* Work task *
Write down exactly the lines of the records below, beginning with the first and ending with the line that includes "All values of".

* Provided records *
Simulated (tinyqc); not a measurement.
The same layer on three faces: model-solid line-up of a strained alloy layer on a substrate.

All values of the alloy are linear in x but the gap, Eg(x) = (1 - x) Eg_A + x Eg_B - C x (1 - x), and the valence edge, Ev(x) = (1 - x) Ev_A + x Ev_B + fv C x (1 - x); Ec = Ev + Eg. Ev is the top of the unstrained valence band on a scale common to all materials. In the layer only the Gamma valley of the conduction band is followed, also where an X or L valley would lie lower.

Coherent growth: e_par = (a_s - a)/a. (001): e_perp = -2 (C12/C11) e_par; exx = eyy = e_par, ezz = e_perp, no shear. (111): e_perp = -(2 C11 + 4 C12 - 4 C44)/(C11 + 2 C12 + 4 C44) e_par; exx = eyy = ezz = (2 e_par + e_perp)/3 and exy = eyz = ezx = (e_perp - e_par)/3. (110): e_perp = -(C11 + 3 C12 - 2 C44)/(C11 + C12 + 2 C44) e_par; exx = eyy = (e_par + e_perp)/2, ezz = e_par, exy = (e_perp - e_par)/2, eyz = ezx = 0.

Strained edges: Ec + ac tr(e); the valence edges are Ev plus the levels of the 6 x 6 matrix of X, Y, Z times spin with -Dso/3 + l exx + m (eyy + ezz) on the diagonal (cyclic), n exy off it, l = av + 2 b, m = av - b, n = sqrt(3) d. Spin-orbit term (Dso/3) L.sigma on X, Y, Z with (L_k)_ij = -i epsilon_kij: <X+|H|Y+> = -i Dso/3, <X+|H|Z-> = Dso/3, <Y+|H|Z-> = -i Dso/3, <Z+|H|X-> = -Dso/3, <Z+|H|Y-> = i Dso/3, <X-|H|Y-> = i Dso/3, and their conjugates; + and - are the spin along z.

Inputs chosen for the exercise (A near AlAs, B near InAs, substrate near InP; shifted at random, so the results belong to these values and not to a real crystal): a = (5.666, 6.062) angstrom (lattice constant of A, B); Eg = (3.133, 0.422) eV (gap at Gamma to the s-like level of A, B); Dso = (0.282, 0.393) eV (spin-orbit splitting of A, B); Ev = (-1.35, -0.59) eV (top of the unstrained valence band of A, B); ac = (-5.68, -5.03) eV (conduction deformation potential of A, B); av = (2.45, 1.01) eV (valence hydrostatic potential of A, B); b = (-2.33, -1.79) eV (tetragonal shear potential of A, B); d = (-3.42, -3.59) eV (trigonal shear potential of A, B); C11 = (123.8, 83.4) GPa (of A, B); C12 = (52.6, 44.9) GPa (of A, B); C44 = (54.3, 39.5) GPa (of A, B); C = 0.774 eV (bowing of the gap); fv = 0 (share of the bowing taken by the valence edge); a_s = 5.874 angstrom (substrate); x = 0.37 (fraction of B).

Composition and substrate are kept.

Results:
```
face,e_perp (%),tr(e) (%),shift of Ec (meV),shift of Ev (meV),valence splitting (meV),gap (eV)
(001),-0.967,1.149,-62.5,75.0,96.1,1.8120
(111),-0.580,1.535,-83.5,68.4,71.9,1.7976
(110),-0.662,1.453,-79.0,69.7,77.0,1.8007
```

* Task answer *
Simulated (tinyqc); not a measurement.
The same layer on three faces: model-solid line-up of a strained alloy layer on a substrate.

All values of the alloy are linear in x but the gap, Eg(x) = (1 - x) Eg_A + x Eg_B - C x (1 - x), and the valence edge, Ev(x) = (1 - x) Ev_A + x Ev_B + fv C x (1 - x); Ec = Ev + Eg. Ev is the top of the unstrained valence band on a scale common to all materials. In the layer only the Gamma valley of the conduction band is followed, also where an X or L valley would lie lower.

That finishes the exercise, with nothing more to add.